> **EXERCISE**
When you reach the line in the data below that contains "(charge 0, multiplicity 2)", please start repeating lines exactly, and stop after the line that contains "0.089 | -4.666 |", repeating nothing else.

> **INFORMATION**
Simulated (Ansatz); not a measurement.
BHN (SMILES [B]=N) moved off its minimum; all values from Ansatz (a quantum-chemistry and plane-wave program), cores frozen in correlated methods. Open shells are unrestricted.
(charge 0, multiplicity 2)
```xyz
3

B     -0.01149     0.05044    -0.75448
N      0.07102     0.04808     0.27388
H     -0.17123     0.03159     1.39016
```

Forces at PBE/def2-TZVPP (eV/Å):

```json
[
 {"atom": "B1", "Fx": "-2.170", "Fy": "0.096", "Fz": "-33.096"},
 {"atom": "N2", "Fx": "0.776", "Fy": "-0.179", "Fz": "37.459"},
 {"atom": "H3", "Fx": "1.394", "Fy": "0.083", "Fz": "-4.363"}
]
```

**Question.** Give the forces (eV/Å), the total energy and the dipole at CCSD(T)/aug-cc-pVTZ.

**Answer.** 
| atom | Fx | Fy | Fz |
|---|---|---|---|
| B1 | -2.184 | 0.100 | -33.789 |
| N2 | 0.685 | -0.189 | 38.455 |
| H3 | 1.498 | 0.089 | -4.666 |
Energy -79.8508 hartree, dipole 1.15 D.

> **WRITTEN RESPONSE**
(charge 0, multiplicity 2)
```xyz
3

B     -0.01149     0.05044    -0.75448
N      0.07102     0.04808     0.27388
H     -0.17123     0.03159     1.39016
```

Forces at PBE/def2-TZVPP (eV/Å):

```json
[
 {"atom": "B1", "Fx": "-2.170", "Fy": "0.096", "Fz": "-33.096"},
 {"atom": "N2", "Fx": "0.776", "Fy": "-0.179", "Fz": "37.459"},
 {"atom": "H3", "Fx": "1.394", "Fy": "0.083", "Fz": "-4.363"}
]
```

**Question.** Give the forces (eV/Å), the total energy and the dipole at CCSD(T)/aug-cc-pVTZ.

**Answer.** 
| atom | Fx | Fy | Fz |
|---|---|---|---|
| B1 | -2.184 | 0.100 | -33.789 |
| N2 | 0.685 | -0.189 | 38.455 |
| H3 | 1.498 | 0.089 | -4.666 |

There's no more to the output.